*WORK ORDER*
Starting with the line containing "Comparisons within one" and going on through the line containing "All values of", return the lines of the data below exactly, and only those.

── DATA

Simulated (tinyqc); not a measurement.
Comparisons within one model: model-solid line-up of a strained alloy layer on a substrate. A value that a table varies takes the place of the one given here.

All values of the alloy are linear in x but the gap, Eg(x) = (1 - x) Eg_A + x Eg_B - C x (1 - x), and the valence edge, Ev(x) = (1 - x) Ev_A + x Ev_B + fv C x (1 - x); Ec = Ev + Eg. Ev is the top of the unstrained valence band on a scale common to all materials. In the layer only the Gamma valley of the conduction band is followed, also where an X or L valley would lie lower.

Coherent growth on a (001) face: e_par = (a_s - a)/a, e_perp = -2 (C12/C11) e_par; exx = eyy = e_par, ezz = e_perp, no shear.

────

*ANSWER AREA*
Comparisons within one model: model-solid line-up of a strained alloy layer on a substrate. A value that a table varies takes the place of the one given here.

All values of the alloy are linear in x but the gap, Eg(x) = (1 - x) Eg_A + x Eg_B - C x (1 - x), and the valence edge, Ev(x) = (1 - x) Ev_A + x Ev_B + fv C x (1 - x); Ec = Ev + Eg. Ev is the top of the unstrained valence band on a scale common to all materials. In the layer only the Gamma valley of the conduction band is followed, also where an X or L valley would lie lower.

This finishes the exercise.